++++++++

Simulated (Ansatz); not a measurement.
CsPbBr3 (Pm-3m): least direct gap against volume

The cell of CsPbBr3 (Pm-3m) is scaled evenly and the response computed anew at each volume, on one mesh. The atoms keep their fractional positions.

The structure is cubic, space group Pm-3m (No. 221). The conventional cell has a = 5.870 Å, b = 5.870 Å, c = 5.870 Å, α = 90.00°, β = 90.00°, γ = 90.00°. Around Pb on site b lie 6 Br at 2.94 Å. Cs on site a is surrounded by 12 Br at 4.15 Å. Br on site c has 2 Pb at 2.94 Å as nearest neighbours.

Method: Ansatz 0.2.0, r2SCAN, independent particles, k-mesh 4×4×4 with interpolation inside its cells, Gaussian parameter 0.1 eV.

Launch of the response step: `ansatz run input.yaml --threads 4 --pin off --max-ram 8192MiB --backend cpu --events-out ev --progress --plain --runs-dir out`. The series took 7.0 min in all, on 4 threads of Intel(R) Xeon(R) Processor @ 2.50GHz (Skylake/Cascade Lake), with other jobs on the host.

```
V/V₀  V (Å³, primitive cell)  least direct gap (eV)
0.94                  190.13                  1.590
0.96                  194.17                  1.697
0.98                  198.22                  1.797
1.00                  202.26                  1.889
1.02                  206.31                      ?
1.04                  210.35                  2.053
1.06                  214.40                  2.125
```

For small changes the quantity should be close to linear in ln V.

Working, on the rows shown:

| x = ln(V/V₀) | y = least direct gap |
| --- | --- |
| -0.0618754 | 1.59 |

++++++++

__WORK ITEM__.
Every line from the first through the one containing "The cell of" in the listing above must be given again exactly, with nothing else alongside.

__WRITTEN RESPONSE__.
Simulated (Ansatz); not a measurement.
CsPbBr3 (Pm-3m): least direct gap against volume

The cell of CsPbBr3 (Pm-3m) is scaled evenly and the response computed anew at each volume, on one mesh. The atoms keep their fractional positions.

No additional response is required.